▶ _ACTION ITEM_
What you return should match the data exactly, from the first line to the last.

INFORMATION PROVIDED: Begin

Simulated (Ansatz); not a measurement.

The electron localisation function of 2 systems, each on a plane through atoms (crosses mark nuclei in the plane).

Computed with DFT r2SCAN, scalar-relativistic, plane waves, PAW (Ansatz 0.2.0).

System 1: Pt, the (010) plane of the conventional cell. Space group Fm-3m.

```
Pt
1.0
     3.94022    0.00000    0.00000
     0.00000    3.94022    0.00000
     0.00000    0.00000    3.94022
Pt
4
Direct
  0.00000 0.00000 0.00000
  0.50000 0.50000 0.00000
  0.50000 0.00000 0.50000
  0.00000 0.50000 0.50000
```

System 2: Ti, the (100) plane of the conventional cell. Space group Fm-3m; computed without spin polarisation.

INFORMATION PROVIDED: End

▶ _EXERCISE OUTPUT_
Simulated (Ansatz); not a measurement.

The electron localisation function of 2 systems, each on a plane through atoms (crosses mark nuclei in the plane).

Computed with DFT r2SCAN, scalar-relativistic, plane waves, PAW (Ansatz 0.2.0).

System 1: Pt, the (010) plane of the conventional cell. Space group Fm-3m.

```
Pt
1.0
     3.94022    0.00000    0.00000
     0.00000    3.94022    0.00000
     0.00000    0.00000    3.94022
Pt
4
Direct
  0.00000 0.00000 0.00000
  0.50000 0.50000 0.00000
  0.50000 0.00000 0.50000
  0.00000 0.50000 0.50000
```

System 2: Ti, the (100) plane of the conventional cell. Space group Fm-3m; computed without spin polarisation.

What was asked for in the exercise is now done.